(Beginning of INFORMATION SHOWN)

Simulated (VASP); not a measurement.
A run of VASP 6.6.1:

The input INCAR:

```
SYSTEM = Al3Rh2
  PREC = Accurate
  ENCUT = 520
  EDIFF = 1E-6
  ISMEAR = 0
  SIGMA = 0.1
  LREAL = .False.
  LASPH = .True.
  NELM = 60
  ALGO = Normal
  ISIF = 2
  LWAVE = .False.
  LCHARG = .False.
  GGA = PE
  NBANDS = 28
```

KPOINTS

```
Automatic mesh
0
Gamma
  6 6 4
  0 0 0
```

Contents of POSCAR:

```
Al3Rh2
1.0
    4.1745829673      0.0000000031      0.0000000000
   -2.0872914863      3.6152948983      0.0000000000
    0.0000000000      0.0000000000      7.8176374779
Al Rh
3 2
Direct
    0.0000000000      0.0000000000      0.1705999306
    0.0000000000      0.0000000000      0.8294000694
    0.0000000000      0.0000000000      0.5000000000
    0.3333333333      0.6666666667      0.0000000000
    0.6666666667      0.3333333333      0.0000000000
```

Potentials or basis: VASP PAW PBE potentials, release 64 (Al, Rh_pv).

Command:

(End of INFORMATION SHOWN)

All entries are to be output exactly as they stand.

ANSWER SPACE –
Simulated (VASP); not a measurement.
A run of VASP 6.6.1:

The input INCAR:

```
SYSTEM = Al3Rh2
  PREC = Accurate
  ENCUT = 520
  EDIFF = 1E-6
  ISMEAR = 0
  SIGMA = 0.1
  LREAL = .False.
  LASPH = .True.
  NELM = 60
  ALGO = Normal
  ISIF = 2
  LWAVE = .False.
  LCHARG = .False.
  GGA = PE
  NBANDS = 28
```

KPOINTS

```
Automatic mesh
0
Gamma
  6 6 4
  0 0 0
```

Contents of POSCAR:

```
Al3Rh2
1.0
    4.1745829673      0.0000000031      0.0000000000
   -2.0872914863      3.6152948983      0.0000000000
    0.0000000000      0.0000000000      7.8176374779
Al Rh
3 2
Direct
    0.0000000000      0.0000000000      0.1705999306
    0.0000000000      0.0000000000      0.8294000694
    0.0000000000      0.0000000000      0.5000000000
    0.3333333333      0.6666666667      0.0000000000
    0.6666666667      0.3333333333      0.0000000000
```

Potentials or basis: VASP PAW PBE potentials, release 64 (Al, Rh_pv).

Command:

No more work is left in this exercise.